### RECORD SET:

........

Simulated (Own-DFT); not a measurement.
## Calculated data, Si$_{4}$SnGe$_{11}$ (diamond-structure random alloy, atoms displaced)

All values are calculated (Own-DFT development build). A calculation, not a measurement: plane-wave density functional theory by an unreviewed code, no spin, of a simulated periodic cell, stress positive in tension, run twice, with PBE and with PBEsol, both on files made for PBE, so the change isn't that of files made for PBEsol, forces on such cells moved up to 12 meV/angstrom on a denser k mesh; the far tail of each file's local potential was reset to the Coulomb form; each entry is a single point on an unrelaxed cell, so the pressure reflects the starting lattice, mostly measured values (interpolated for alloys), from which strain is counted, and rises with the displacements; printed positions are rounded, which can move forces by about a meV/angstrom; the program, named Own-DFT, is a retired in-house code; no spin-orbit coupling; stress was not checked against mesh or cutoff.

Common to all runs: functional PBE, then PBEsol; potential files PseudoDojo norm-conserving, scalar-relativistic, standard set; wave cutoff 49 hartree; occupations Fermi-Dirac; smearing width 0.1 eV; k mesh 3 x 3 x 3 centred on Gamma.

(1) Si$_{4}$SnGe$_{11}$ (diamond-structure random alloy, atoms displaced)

........

### WORK TASK:
Print, exactly as written, each record in the listing above.

### EXERCISE RESULT:
Simulated (Own-DFT); not a measurement.
## Calculated data, Si$_{4}$SnGe$_{11}$ (diamond-structure random alloy, atoms displaced)

All values are calculated (Own-DFT development build). A calculation, not a measurement: plane-wave density functional theory by an unreviewed code, no spin, of a simulated periodic cell, stress positive in tension, run twice, with PBE and with PBEsol, both on files made for PBE, so the change isn't that of files made for PBEsol, forces on such cells moved up to 12 meV/angstrom on a denser k mesh; the far tail of each file's local potential was reset to the Coulomb form; each entry is a single point on an unrelaxed cell, so the pressure reflects the starting lattice, mostly measured values (interpolated for alloys), from which strain is counted, and rises with the displacements; printed positions are rounded, which can move forces by about a meV/angstrom; the program, named Own-DFT, is a retired in-house code; no spin-orbit coupling; stress was not checked against mesh or cutoff.

Common to all runs: functional PBE, then PBEsol; potential files PseudoDojo norm-conserving, scalar-relativistic, standard set; wave cutoff 49 hartree; occupations Fermi-Dirac; smearing width 0.1 eV; k mesh 3 x 3 x 3 centred on Gamma.

(1) Si$_{4}$SnGe$_{11}$ (diamond-structure random alloy, atoms displaced)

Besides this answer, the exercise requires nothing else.